### EXERCISE
All of the data below should be written out exactly.

### SUPPLIED DATA
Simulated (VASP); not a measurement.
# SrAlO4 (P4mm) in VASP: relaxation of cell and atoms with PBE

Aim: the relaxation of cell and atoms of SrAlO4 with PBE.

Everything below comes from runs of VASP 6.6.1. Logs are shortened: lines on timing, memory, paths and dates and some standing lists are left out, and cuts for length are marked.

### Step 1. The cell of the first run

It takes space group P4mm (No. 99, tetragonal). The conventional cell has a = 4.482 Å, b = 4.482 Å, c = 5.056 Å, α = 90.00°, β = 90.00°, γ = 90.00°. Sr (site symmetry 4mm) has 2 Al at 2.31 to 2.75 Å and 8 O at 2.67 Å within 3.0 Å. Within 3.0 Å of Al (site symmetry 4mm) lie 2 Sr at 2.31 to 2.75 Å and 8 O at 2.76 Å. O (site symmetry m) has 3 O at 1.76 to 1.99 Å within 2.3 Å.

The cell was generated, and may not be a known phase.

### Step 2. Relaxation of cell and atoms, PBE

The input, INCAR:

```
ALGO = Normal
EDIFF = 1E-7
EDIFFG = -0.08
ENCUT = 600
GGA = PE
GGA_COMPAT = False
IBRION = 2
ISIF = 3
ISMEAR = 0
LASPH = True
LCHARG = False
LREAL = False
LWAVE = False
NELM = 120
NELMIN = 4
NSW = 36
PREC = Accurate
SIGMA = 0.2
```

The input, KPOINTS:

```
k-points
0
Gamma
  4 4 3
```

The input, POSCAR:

### TASK RESPONSE
Simulated (VASP); not a measurement.
# SrAlO4 (P4mm) in VASP: relaxation of cell and atoms with PBE

Aim: the relaxation of cell and atoms of SrAlO4 with PBE.

Everything below comes from runs of VASP 6.6.1. Logs are shortened: lines on timing, memory, paths and dates and some standing lists are left out, and cuts for length are marked.

### Step 1. The cell of the first run

It takes space group P4mm (No. 99, tetragonal). The conventional cell has a = 4.482 Å, b = 4.482 Å, c = 5.056 Å, α = 90.00°, β = 90.00°, γ = 90.00°. Sr (site symmetry 4mm) has 2 Al at 2.31 to 2.75 Å and 8 O at 2.67 Å within 3.0 Å. Within 3.0 Å of Al (site symmetry 4mm) lie 2 Sr at 2.31 to 2.75 Å and 8 O at 2.76 Å. O (site symmetry m) has 3 O at 1.76 to 1.99 Å within 2.3 Å.

The cell was generated, and may not be a known phase.

### Step 2. Relaxation of cell and atoms, PBE

The input, INCAR:

```
ALGO = Normal
EDIFF = 1E-7
EDIFFG = -0.08
ENCUT = 600
GGA = PE
GGA_COMPAT = False
IBRION = 2
ISIF = 3
ISMEAR = 0
LASPH = True
LCHARG = False
LREAL = False
LWAVE = False
NELM = 120
NELMIN = 4
NSW = 36
PREC = Accurate
SIGMA = 0.2
```

The input, KPOINTS:

```
k-points
0
Gamma
  4 4 3
```

The input, POSCAR:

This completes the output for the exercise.